- _WORK ITEM_: Without any alteration, retype the records that appear below.

= = = = =

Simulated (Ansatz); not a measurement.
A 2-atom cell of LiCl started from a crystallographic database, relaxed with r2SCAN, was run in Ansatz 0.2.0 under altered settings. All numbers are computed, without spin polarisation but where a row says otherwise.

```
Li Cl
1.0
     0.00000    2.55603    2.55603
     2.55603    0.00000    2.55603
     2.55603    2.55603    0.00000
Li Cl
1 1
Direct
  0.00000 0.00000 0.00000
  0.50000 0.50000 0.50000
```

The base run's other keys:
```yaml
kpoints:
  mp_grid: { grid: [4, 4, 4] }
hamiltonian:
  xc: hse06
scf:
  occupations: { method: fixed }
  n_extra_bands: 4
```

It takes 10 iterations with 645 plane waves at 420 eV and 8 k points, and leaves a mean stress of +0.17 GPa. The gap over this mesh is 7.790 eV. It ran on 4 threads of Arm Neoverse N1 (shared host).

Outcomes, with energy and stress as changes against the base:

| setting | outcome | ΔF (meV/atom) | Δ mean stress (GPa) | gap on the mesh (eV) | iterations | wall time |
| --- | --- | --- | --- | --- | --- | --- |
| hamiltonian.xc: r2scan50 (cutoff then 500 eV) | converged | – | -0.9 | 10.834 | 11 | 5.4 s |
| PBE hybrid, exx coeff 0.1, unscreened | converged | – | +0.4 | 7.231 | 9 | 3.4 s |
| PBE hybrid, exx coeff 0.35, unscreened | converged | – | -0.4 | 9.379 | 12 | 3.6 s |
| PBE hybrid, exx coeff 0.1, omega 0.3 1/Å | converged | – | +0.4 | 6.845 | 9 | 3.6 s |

= = = = =

- _RESPONSE_:
Simulated (Ansatz); not a measurement.
A 2-atom cell of LiCl started from a crystallographic database, relaxed with r2SCAN, was run in Ansatz 0.2.0 under altered settings. All numbers are computed, without spin polarisation but where a row says otherwise.

```
Li Cl
1.0
     0.00000    2.55603    2.55603
     2.55603    0.00000    2.55603
     2.55603    2.55603    0.00000
Li Cl
1 1
Direct
  0.00000 0.00000 0.00000
  0.50000 0.50000 0.50000
```

The base run's other keys:
```yaml
kpoints:
  mp_grid: { grid: [4, 4, 4] }
hamiltonian:
  xc: hse06
scf:
  occupations: { method: fixed }
  n_extra_bands: 4
```

It takes 10 iterations with 645 plane waves at 420 eV and 8 k points, and leaves a mean stress of +0.17 GPa. The gap over this mesh is 7.790 eV. It ran on 4 threads of Arm Neoverse N1 (shared host).

Outcomes, with energy and stress as changes against the base:

| setting | outcome | ΔF (meV/atom) | Δ mean stress (GPa) | gap on the mesh (eV) | iterations | wall time |
| --- | --- | --- | --- | --- | --- | --- |
| hamiltonian.xc: r2scan50 (cutoff then 500 eV) | converged | – | -0.9 | 10.834 | 11 | 5.4 s |
| PBE hybrid, exx coeff 0.1, unscreened | converged | – | +0.4 | 7.231 | 9 | 3.4 s |
| PBE hybrid, exx coeff 0.35, unscreened | converged | – | -0.4 | 9.379 | 12 | 3.6 s |
| PBE hybrid, exx coeff 0.1, omega 0.3 1/Å | converged | – | +0.4 | 6.845 | 9 | 3.6 s |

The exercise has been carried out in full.